Return exactly those lines of the material below that fall between the line holding "# TiSi2 (Cmcm): the" and the line holding "Re ε of TiSi2", inclusive.

----------------------------------------
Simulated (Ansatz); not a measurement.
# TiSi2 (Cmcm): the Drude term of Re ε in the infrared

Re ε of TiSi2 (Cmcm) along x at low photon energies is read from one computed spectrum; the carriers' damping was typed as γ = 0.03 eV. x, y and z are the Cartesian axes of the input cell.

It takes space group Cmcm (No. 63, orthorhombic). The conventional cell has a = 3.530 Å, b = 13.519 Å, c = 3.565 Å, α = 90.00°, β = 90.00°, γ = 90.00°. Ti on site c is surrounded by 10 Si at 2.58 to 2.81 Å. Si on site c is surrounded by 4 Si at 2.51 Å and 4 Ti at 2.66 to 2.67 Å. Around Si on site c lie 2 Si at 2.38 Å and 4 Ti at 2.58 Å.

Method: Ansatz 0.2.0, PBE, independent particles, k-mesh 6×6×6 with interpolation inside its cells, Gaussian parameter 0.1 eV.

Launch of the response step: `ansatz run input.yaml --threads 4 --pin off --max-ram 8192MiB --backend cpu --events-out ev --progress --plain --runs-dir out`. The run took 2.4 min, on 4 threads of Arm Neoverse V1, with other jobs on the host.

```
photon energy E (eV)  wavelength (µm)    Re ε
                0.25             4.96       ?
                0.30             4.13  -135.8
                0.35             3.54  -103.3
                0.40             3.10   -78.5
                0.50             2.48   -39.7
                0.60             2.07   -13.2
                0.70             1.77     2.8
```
----------------------------------------

* EXERCISE SOLUTION:
# TiSi2 (Cmcm): the Drude term of Re ε in the infrared

Re ε of TiSi2 (Cmcm) along x at low photon energies is read from one computed spectrum; the carriers' damping was typed as γ = 0.03 eV. x, y and z are the Cartesian axes of the input cell.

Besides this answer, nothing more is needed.